┌──

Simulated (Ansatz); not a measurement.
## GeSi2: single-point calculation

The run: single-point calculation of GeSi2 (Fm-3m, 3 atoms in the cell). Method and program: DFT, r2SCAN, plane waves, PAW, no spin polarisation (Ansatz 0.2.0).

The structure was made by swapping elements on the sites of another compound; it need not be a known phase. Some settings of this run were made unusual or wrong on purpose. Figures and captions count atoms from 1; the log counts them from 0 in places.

└──

> **Requirement**: Would you restate the records word for word?

> **Task solution**:
Simulated (Ansatz); not a measurement.
## GeSi2: single-point calculation

The run: single-point calculation of GeSi2 (Fm-3m, 3 atoms in the cell). Method and program: DFT, r2SCAN, plane waves, PAW, no spin polarisation (Ansatz 0.2.0).

The structure was made by swapping elements on the sites of another compound; it need not be a known phase. Some settings of this run were made unusual or wrong on purpose. Figures and captions count atoms from 1; the log counts them from 0 in places.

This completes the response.